== Work order ==
Return the complete listing that follows, with each line reproduced exactly.

== Listed records ==
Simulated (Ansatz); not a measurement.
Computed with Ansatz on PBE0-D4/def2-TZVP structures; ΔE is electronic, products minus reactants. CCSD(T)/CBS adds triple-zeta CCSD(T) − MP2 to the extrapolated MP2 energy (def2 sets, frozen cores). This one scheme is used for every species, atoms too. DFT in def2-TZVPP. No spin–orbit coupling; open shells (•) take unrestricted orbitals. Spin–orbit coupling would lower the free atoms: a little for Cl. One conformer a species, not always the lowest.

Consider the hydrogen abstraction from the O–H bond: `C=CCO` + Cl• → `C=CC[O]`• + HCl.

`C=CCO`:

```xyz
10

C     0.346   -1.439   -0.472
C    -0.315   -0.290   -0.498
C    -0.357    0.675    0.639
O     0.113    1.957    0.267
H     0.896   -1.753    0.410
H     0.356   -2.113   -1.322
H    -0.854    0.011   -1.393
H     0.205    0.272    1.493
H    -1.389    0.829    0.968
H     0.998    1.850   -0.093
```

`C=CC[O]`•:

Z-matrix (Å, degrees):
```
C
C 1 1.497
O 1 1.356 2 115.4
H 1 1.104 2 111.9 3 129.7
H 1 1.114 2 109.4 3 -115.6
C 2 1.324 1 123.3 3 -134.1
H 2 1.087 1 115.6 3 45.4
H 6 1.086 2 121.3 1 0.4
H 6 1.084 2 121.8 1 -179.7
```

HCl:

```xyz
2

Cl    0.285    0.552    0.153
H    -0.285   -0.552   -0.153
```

== Task response ==
Simulated (Ansatz); not a measurement.
Computed with Ansatz on PBE0-D4/def2-TZVP structures; ΔE is electronic, products minus reactants. CCSD(T)/CBS adds triple-zeta CCSD(T) − MP2 to the extrapolated MP2 energy (def2 sets, frozen cores). This one scheme is used for every species, atoms too. DFT in def2-TZVPP. No spin–orbit coupling; open shells (•) take unrestricted orbitals. Spin–orbit coupling would lower the free atoms: a little for Cl. One conformer a species, not always the lowest.

Consider the hydrogen abstraction from the O–H bond: `C=CCO` + Cl• → `C=CC[O]`• + HCl.

`C=CCO`:

```xyz
10

C     0.346   -1.439   -0.472
C    -0.315   -0.290   -0.498
C    -0.357    0.675    0.639
O     0.113    1.957    0.267
H     0.896   -1.753    0.410
H     0.356   -2.113   -1.322
H    -0.854    0.011   -1.393
H     0.205    0.272    1.493
H    -1.389    0.829    0.968
H     0.998    1.850   -0.093
```

`C=CC[O]`•:

Z-matrix (Å, degrees):
```
C
C 1 1.497
O 1 1.356 2 115.4
H 1 1.104 2 111.9 3 129.7
H 1 1.114 2 109.4 3 -115.6
C 2 1.324 1 123.3 3 -134.1
H 2 1.087 1 115.6 3 45.4
H 6 1.086 2 121.3 1 0.4
H 6 1.084 2 121.8 1 -179.7
```

HCl:

```xyz
2

Cl    0.285    0.552    0.153
H    -0.285   -0.552   -0.153
```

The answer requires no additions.